*** STUDY MATERIAL ***

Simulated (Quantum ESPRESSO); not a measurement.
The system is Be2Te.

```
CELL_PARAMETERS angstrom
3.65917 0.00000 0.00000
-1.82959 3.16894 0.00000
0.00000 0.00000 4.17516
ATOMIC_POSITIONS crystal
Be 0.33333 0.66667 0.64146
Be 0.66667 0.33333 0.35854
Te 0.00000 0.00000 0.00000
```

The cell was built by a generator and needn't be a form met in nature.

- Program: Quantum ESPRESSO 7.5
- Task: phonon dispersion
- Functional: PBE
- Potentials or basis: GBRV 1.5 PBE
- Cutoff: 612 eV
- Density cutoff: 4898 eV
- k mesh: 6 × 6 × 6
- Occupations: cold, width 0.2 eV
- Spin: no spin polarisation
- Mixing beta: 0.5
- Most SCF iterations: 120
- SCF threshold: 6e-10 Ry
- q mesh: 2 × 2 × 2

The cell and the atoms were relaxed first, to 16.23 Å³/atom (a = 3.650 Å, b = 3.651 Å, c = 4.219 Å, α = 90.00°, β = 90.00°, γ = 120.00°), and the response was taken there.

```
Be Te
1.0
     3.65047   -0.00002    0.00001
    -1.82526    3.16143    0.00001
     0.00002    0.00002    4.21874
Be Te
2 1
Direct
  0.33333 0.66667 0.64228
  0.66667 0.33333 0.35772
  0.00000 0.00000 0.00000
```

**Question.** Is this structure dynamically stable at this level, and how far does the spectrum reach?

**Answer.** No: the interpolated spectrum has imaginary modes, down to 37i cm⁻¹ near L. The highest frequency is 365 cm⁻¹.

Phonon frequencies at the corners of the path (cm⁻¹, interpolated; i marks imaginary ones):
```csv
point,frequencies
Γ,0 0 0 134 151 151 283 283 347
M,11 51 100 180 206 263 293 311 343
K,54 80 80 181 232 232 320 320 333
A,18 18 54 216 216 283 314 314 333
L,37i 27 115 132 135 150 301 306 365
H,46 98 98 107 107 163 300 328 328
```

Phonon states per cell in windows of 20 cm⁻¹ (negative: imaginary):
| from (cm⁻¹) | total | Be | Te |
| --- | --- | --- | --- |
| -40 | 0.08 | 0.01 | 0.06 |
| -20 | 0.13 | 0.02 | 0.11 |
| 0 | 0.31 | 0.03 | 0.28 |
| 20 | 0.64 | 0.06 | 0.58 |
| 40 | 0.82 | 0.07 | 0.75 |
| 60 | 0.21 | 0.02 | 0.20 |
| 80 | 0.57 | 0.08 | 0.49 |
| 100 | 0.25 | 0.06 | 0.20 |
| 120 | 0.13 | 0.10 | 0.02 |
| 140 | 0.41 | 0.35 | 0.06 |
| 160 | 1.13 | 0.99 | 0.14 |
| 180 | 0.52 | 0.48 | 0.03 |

***

**WORK ITEM**
What you give back should be exactly the lines of the data above from the line with "0.06 | 0.20 |" through the line with "0.99 | 0.14 |", both of those included, and nothing more.

**TASK OUTPUT**
| 100 | 0.25 | 0.06 | 0.20 |
| 120 | 0.13 | 0.10 | 0.02 |
| 140 | 0.41 | 0.35 | 0.06 |
| 160 | 1.13 | 0.99 | 0.14 |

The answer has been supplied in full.